* [Action item]: Print the first line of the records below and every line after it, up to and including the line with "A perfectly stirred". Print nothing else.

* [Material provided]:
- Opening Delimiter -
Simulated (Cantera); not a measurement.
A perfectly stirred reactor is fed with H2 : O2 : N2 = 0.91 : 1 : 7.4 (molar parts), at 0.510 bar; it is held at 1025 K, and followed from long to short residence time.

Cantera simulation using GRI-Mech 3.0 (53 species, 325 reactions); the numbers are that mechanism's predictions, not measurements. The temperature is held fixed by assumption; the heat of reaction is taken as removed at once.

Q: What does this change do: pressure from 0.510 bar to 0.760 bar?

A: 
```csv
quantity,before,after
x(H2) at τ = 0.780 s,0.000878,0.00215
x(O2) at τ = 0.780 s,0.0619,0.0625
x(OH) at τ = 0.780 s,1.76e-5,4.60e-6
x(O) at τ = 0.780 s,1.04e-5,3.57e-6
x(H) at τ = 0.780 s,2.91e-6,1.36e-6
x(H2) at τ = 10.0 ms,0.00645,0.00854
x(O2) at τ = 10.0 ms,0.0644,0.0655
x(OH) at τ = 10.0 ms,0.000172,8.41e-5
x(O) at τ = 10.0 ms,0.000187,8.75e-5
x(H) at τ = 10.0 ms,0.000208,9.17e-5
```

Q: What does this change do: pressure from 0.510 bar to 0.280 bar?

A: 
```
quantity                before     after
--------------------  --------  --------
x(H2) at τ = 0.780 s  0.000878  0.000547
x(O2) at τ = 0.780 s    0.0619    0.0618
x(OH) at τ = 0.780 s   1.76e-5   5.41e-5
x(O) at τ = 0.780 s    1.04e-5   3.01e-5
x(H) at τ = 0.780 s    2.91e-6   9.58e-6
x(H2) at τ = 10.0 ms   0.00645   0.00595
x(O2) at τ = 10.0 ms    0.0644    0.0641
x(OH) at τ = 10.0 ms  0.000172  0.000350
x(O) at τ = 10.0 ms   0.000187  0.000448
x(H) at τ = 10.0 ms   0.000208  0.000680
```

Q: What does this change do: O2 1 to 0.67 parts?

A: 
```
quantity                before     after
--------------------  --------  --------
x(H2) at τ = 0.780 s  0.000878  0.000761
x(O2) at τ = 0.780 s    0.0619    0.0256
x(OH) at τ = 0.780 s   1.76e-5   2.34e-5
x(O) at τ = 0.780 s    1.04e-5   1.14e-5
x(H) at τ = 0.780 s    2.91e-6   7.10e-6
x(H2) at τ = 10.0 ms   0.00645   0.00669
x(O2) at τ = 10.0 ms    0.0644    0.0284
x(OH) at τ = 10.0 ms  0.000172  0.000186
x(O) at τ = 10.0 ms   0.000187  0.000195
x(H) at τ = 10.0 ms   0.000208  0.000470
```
- Closing Delimiter -

* [Problem solution]:
Simulated (Cantera); not a measurement.
A perfectly stirred reactor is fed with H2 : O2 : N2 = 0.91 : 1 : 7.4 (molar parts), at 0.510 bar; it is held at 1025 K, and followed from long to short residence time.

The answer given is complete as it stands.